:: Available data ::
++++++++++++++++++++

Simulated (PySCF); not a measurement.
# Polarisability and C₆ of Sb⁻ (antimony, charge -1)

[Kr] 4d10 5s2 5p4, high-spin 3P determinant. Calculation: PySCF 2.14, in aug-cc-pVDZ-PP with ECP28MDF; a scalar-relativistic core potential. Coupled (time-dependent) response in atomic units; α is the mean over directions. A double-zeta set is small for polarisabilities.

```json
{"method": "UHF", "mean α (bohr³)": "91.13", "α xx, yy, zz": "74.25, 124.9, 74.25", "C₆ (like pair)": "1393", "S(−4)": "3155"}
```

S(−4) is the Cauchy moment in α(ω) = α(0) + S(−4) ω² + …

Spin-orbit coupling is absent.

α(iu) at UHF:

++++++++++++++++++++

:: Work instruction ::
Restate every record exactly, leaving nothing out.

:: Exercise solution ::
Simulated (PySCF); not a measurement.
# Polarisability and C₆ of Sb⁻ (antimony, charge -1)

[Kr] 4d10 5s2 5p4, high-spin 3P determinant. Calculation: PySCF 2.14, in aug-cc-pVDZ-PP with ECP28MDF; a scalar-relativistic core potential. Coupled (time-dependent) response in atomic units; α is the mean over directions. A double-zeta set is small for polarisabilities.

```json
{"method": "UHF", "mean α (bohr³)": "91.13", "α xx, yy, zz": "74.25, 124.9, 74.25", "C₆ (like pair)": "1393", "S(−4)": "3155"}
```

S(−4) is the Cauchy moment in α(ω) = α(0) + S(−4) ω² + …

Spin-orbit coupling is absent.

α(iu) at UHF:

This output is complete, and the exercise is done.